» WORK INSTRUCTION: All lines up to and including the one that contains "Level of theory, where" are to be transcribed exactly, starting from the first line of the records.

[Opening DATA RECORDS section]
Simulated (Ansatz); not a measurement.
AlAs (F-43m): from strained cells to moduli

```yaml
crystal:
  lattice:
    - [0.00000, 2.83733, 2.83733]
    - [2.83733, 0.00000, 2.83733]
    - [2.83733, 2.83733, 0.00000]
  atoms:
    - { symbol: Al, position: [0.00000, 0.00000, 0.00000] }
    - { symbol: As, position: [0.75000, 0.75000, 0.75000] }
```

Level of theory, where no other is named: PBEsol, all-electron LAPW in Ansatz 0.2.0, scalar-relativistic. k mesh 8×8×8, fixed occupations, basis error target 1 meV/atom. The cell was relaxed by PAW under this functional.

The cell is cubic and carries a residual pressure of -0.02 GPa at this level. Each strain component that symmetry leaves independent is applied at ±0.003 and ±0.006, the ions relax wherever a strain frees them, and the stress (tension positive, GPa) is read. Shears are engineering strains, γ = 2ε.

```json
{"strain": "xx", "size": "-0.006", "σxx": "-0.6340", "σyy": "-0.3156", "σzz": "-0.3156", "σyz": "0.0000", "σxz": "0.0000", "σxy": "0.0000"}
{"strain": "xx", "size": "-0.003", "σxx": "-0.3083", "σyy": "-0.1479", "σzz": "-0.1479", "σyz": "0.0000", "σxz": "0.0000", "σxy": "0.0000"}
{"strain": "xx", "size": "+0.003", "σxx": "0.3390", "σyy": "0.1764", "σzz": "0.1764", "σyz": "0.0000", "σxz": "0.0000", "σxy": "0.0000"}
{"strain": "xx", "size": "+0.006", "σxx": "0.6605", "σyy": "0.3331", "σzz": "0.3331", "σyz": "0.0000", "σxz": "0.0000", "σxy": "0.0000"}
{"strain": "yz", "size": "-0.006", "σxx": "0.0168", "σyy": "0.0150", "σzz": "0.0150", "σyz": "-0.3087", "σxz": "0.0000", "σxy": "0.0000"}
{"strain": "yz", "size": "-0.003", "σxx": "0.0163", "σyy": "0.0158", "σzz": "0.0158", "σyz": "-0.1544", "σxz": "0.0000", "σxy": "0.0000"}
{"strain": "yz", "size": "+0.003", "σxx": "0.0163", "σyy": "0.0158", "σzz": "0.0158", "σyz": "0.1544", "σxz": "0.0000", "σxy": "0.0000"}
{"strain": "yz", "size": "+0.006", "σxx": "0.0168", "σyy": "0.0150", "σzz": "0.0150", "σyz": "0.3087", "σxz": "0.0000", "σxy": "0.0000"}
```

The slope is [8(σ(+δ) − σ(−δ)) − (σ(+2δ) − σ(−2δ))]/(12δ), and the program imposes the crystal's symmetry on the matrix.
[Closing DATA RECORDS section]

» WRITTEN SOLUTION:
Simulated (Ansatz); not a measurement.
AlAs (F-43m): from strained cells to moduli

```yaml
crystal:
  lattice:
    - [0.00000, 2.83733, 2.83733]
    - [2.83733, 0.00000, 2.83733]
    - [2.83733, 2.83733, 0.00000]
  atoms:
    - { symbol: Al, position: [0.00000, 0.00000, 0.00000] }
    - { symbol: As, position: [0.75000, 0.75000, 0.75000] }
```

Level of theory, where no other is named: PBEsol, all-electron LAPW in Ansatz 0.2.0, scalar-relativistic. k mesh 8×8×8, fixed occupations, basis error target 1 meV/atom. The cell was relaxed by PAW under this functional.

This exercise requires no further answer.